• **Work task**: Return exactly the lines below, starting with the one that has "The printed pressures" and going on through the one that has "It falls from".

• **Source data**:
Start of Block

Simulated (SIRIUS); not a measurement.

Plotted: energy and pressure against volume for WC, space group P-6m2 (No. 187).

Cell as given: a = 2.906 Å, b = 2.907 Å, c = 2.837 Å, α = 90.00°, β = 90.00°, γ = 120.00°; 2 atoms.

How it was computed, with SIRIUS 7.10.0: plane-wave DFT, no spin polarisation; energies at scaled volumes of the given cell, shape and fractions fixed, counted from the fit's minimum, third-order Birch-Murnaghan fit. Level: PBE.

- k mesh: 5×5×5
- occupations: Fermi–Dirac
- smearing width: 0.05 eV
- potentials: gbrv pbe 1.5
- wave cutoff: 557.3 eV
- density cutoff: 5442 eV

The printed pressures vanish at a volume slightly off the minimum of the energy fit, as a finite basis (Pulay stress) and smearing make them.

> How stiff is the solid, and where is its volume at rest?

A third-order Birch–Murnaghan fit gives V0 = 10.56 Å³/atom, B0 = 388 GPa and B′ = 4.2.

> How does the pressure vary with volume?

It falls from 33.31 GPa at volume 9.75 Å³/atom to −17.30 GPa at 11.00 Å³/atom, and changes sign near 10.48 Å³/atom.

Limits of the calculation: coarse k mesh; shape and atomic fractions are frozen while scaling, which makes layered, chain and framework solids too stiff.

End of Block

• **Reply**:
The printed pressures vanish at a volume slightly off the minimum of the energy fit, as a finite basis (Pulay stress) and smearing make them.

> How stiff is the solid, and where is its volume at rest?

A third-order Birch–Murnaghan fit gives V0 = 10.56 Å³/atom, B0 = 388 GPa and B′ = 4.2.

> How does the pressure vary with volume?

It falls from 33.31 GPa at volume 9.75 Å³/atom to −17.30 GPa at 11.00 Å³/atom, and changes sign near 10.48 Å³/atom.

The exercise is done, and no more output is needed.